[Work request] Copy out every line of the data exactly.

[Data under study]
·····
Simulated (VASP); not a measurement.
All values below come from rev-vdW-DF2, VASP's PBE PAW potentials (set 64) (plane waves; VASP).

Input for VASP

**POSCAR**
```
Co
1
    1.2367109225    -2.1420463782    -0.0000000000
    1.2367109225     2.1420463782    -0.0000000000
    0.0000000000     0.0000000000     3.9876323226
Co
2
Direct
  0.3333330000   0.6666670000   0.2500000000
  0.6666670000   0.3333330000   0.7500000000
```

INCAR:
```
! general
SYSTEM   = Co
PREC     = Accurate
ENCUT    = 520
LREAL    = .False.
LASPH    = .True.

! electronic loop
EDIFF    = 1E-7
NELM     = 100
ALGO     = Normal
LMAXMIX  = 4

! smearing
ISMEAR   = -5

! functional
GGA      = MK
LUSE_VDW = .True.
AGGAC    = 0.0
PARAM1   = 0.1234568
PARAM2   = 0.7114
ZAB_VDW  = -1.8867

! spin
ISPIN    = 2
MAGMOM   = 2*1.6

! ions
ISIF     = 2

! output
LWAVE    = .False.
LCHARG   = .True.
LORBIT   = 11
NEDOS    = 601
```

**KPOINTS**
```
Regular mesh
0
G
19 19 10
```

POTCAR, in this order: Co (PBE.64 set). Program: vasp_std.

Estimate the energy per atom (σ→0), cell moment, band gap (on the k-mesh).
·····

[Written answer]
Simulated (VASP); not a measurement.
All values below come from rev-vdW-DF2, VASP's PBE PAW potentials (set 64) (plane waves; VASP).

Input for VASP

**POSCAR**
```
Co
1
    1.2367109225    -2.1420463782    -0.0000000000
    1.2367109225     2.1420463782    -0.0000000000
    0.0000000000     0.0000000000     3.9876323226
Co
2
Direct
  0.3333330000   0.6666670000   0.2500000000
  0.6666670000   0.3333330000   0.7500000000
```

INCAR:
```
! general
SYSTEM   = Co
PREC     = Accurate
ENCUT    = 520
LREAL    = .False.
LASPH    = .True.

! electronic loop
EDIFF    = 1E-7
NELM     = 100
ALGO     = Normal
LMAXMIX  = 4

! smearing
ISMEAR   = -5

! functional
GGA      = MK
LUSE_VDW = .True.
AGGAC    = 0.0
PARAM1   = 0.1234568
PARAM2   = 0.7114
ZAB_VDW  = -1.8867

! spin
ISPIN    = 2
MAGMOM   = 2*1.6

! ions
ISIF     = 2

! output
LWAVE    = .False.
LCHARG   = .True.
LORBIT   = 11
NEDOS    = 601
```

**KPOINTS**
```
Regular mesh
0
G
19 19 10
```

POTCAR, in this order: Co (PBE.64 set). Program: vasp_std.

Estimate the energy per atom (σ→0), cell moment, band gap (on the k-mesh).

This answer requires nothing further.